┄┄┄┄┄┄┄┄┄┄┄┄┄┄┄┄┄┄┄┄

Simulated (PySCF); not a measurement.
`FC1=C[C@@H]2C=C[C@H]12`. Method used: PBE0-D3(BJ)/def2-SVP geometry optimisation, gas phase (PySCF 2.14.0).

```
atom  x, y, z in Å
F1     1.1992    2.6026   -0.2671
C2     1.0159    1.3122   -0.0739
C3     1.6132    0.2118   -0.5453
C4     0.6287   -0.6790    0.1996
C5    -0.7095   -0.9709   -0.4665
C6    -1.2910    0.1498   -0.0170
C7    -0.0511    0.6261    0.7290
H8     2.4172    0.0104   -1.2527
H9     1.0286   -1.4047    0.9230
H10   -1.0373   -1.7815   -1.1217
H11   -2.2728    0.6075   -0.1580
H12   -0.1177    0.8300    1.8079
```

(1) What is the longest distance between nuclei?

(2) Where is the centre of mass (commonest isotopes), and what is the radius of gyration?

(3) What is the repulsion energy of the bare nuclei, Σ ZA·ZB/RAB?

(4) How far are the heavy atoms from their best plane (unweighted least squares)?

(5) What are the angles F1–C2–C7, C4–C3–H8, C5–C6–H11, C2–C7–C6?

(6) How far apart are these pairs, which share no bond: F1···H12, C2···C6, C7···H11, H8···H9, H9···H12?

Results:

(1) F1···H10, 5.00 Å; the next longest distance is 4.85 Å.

┄┄┄┄┄┄┄┄┄┄┄┄┄┄┄┄┄┄┄┄

Assignment -
Both the first line of the data above and the line with "(1) What is" must be included; please return exactly those lines and the ones between them.

Response -
Simulated (PySCF); not a measurement.
`FC1=C[C@@H]2C=C[C@H]12`. Method used: PBE0-D3(BJ)/def2-SVP geometry optimisation, gas phase (PySCF 2.14.0).

```
atom  x, y, z in Å
F1     1.1992    2.6026   -0.2671
C2     1.0159    1.3122   -0.0739
C3     1.6132    0.2118   -0.5453
C4     0.6287   -0.6790    0.1996
C5    -0.7095   -0.9709   -0.4665
C6    -1.2910    0.1498   -0.0170
C7    -0.0511    0.6261    0.7290
H8     2.4172    0.0104   -1.2527
H9     1.0286   -1.4047    0.9230
H10   -1.0373   -1.7815   -1.1217
H11   -2.2728    0.6075   -0.1580
H12   -0.1177    0.8300    1.8079
```

(1) What is the longest distance between nuclei?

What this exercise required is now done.